* DATASET RECORDS
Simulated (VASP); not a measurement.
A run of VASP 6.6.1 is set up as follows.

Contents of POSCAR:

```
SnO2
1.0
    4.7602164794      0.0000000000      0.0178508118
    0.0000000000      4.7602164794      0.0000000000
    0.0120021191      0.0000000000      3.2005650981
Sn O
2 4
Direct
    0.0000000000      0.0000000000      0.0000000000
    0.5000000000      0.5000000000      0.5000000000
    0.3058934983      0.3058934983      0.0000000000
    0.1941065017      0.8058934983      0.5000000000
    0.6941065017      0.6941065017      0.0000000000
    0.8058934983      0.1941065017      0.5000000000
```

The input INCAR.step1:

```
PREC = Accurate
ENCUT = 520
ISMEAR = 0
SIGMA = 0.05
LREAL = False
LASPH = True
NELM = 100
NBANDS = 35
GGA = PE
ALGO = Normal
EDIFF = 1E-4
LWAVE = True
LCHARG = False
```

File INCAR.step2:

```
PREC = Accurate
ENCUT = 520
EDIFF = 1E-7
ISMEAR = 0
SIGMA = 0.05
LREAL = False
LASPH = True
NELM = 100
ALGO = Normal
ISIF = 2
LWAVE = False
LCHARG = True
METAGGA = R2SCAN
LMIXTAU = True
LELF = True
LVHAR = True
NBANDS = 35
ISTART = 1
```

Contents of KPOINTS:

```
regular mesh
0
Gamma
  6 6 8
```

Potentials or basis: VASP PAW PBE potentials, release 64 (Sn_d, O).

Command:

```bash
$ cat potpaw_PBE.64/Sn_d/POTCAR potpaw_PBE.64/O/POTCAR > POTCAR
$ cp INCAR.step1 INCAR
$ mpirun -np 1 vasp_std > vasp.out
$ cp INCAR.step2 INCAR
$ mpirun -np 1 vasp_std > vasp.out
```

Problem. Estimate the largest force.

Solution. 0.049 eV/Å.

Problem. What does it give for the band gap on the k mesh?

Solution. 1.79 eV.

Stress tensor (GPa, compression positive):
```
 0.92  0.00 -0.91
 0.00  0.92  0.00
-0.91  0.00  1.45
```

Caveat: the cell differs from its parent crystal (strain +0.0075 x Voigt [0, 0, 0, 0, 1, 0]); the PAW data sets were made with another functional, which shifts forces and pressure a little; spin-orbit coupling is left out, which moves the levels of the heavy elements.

* ASSIGNMENT
Set the entries down again exactly, beginning with their first line and ending with the line that contains "Solution. 0.049 eV/Å."; omit all other lines.

* EXERCISE RESULT
Simulated (VASP); not a measurement.
A run of VASP 6.6.1 is set up as follows.

Contents of POSCAR:

```
SnO2
1.0
    4.7602164794      0.0000000000      0.0178508118
    0.0000000000      4.7602164794      0.0000000000
    0.0120021191      0.0000000000      3.2005650981
Sn O
2 4
Direct
    0.0000000000      0.0000000000      0.0000000000
    0.5000000000      0.5000000000      0.5000000000
    0.3058934983      0.3058934983      0.0000000000
    0.1941065017      0.8058934983      0.5000000000
    0.6941065017      0.6941065017      0.0000000000
    0.8058934983      0.1941065017      0.5000000000
```

The input INCAR.step1:

```
PREC = Accurate
ENCUT = 520
ISMEAR = 0
SIGMA = 0.05
LREAL = False
LASPH = True
NELM = 100
NBANDS = 35
GGA = PE
ALGO = Normal
EDIFF = 1E-4
LWAVE = True
LCHARG = False
```

File INCAR.step2:

```
PREC = Accurate
ENCUT = 520
EDIFF = 1E-7
ISMEAR = 0
SIGMA = 0.05
LREAL = False
LASPH = True
NELM = 100
ALGO = Normal
ISIF = 2
LWAVE = False
LCHARG = True
METAGGA = R2SCAN
LMIXTAU = True
LELF = True
LVHAR = True
NBANDS = 35
ISTART = 1
```

Contents of KPOINTS:

```
regular mesh
0
Gamma
  6 6 8
```

Potentials or basis: VASP PAW PBE potentials, release 64 (Sn_d, O).

Command:

```bash
$ cat potpaw_PBE.64/Sn_d/POTCAR potpaw_PBE.64/O/POTCAR > POTCAR
$ cp INCAR.step1 INCAR
$ mpirun -np 1 vasp_std > vasp.out
$ cp INCAR.step2 INCAR
$ mpirun -np 1 vasp_std > vasp.out
```

Problem. Estimate the largest force.

Solution. 0.049 eV/Å.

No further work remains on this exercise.